## Data extract
=-=-=-=-=

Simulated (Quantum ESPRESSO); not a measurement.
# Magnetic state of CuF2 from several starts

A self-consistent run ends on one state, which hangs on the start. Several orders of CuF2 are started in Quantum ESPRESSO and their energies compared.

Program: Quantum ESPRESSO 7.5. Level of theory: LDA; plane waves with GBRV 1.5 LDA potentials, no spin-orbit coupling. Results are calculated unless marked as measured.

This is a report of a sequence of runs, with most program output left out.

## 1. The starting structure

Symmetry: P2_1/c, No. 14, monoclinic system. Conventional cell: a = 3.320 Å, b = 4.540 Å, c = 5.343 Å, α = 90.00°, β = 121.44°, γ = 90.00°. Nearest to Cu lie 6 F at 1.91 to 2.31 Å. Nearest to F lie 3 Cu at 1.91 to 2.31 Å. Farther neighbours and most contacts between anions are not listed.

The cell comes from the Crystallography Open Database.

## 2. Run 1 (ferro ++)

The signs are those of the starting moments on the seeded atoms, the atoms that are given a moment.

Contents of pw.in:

=-=-=-=-=

## Work task
Give back exactly what runs from the first line of the listing above to the line that contains "Symmetry: P2_1/c, No.", keeping both end lines.

## Worked solution
Simulated (Quantum ESPRESSO); not a measurement.
# Magnetic state of CuF2 from several starts

A self-consistent run ends on one state, which hangs on the start. Several orders of CuF2 are started in Quantum ESPRESSO and their energies compared.

Program: Quantum ESPRESSO 7.5. Level of theory: LDA; plane waves with GBRV 1.5 LDA potentials, no spin-orbit coupling. Results are calculated unless marked as measured.

This is a report of a sequence of runs, with most program output left out.

## 1. The starting structure

Symmetry: P2_1/c, No. 14, monoclinic system. Conventional cell: a = 3.320 Å, b = 4.540 Å, c = 5.343 Å, α = 90.00°, β = 121.44°, γ = 90.00°. Nearest to Cu lie 6 F at 1.91 to 2.31 Å. Nearest to F lie 3 Cu at 1.91 to 2.31 Å. Farther neighbours and most contacts between anions are not listed.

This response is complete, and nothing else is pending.